Work item » Reproduce the listing verbatim through the line with "- 6-311G** to".

Data excerpts »
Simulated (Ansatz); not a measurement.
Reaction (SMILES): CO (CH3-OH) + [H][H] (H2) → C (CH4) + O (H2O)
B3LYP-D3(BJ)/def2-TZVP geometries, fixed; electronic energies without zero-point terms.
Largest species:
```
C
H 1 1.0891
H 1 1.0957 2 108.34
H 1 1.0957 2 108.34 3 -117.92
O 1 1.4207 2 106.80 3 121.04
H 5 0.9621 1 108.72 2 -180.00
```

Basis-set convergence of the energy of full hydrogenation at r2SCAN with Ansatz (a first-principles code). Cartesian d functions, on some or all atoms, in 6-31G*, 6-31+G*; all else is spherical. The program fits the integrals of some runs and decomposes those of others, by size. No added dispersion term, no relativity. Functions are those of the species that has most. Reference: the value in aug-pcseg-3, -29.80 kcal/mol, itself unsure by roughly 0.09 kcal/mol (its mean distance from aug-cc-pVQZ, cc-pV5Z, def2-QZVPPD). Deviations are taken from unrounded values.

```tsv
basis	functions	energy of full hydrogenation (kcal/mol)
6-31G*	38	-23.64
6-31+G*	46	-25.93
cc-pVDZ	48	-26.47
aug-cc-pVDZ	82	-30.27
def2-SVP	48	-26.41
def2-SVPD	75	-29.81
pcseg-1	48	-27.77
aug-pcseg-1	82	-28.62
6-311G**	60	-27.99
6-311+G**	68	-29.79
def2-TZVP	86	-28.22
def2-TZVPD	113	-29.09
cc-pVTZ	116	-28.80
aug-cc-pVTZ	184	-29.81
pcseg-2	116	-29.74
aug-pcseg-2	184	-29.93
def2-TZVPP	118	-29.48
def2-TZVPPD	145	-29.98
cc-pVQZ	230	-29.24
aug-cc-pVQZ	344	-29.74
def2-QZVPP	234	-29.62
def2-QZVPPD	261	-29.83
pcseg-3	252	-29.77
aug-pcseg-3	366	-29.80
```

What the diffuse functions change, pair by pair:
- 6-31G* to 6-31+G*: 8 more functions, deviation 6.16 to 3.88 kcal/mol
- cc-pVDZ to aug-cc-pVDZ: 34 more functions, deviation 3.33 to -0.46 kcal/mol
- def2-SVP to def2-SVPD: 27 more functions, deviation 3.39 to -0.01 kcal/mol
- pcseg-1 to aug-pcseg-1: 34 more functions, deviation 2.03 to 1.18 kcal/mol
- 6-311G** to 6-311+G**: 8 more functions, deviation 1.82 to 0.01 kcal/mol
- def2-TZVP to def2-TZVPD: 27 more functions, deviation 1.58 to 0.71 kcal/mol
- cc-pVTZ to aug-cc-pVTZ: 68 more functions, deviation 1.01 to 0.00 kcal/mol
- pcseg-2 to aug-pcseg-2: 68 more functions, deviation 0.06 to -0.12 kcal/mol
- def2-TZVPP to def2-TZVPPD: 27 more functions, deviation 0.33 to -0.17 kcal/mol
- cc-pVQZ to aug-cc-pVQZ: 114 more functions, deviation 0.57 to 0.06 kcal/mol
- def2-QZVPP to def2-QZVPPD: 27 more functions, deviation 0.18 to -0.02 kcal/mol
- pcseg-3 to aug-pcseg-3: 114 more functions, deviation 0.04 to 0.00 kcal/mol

Reply »
Simulated (Ansatz); not a measurement.
Reaction (SMILES): CO (CH3-OH) + [H][H] (H2) → C (CH4) + O (H2O)
B3LYP-D3(BJ)/def2-TZVP geometries, fixed; electronic energies without zero-point terms.
Largest species:
```
C
H 1 1.0891
H 1 1.0957 2 108.34
H 1 1.0957 2 108.34 3 -117.92
O 1 1.4207 2 106.80 3 121.04
H 5 0.9621 1 108.72 2 -180.00
```

Basis-set convergence of the energy of full hydrogenation at r2SCAN with Ansatz (a first-principles code). Cartesian d functions, on some or all atoms, in 6-31G*, 6-31+G*; all else is spherical. The program fits the integrals of some runs and decomposes those of others, by size. No added dispersion term, no relativity. Functions are those of the species that has most. Reference: the value in aug-pcseg-3, -29.80 kcal/mol, itself unsure by roughly 0.09 kcal/mol (its mean distance from aug-cc-pVQZ, cc-pV5Z, def2-QZVPPD). Deviations are taken from unrounded values.

```tsv
basis	functions	energy of full hydrogenation (kcal/mol)
6-31G*	38	-23.64
6-31+G*	46	-25.93
cc-pVDZ	48	-26.47
aug-cc-pVDZ	82	-30.27
def2-SVP	48	-26.41
def2-SVPD	75	-29.81
pcseg-1	48	-27.77
aug-pcseg-1	82	-28.62
6-311G**	60	-27.99
6-311+G**	68	-29.79
def2-TZVP	86	-28.22
def2-TZVPD	113	-29.09
cc-pVTZ	116	-28.80
aug-cc-pVTZ	184	-29.81
pcseg-2	116	-29.74
aug-pcseg-2	184	-29.93
def2-TZVPP	118	-29.48
def2-TZVPPD	145	-29.98
cc-pVQZ	230	-29.24
aug-cc-pVQZ	344	-29.74
def2-QZVPP	234	-29.62
def2-QZVPPD	261	-29.83
pcseg-3	252	-29.77
aug-pcseg-3	366	-29.80
```

What the diffuse functions change, pair by pair:
- 6-31G* to 6-31+G*: 8 more functions, deviation 6.16 to 3.88 kcal/mol
- cc-pVDZ to aug-cc-pVDZ: 34 more functions, deviation 3.33 to -0.46 kcal/mol
- def2-SVP to def2-SVPD: 27 more functions, deviation 3.39 to -0.01 kcal/mol
- pcseg-1 to aug-pcseg-1: 34 more functions, deviation 2.03 to 1.18 kcal/mol
- 6-311G** to 6-311+G**: 8 more functions, deviation 1.82 to 0.01 kcal/mol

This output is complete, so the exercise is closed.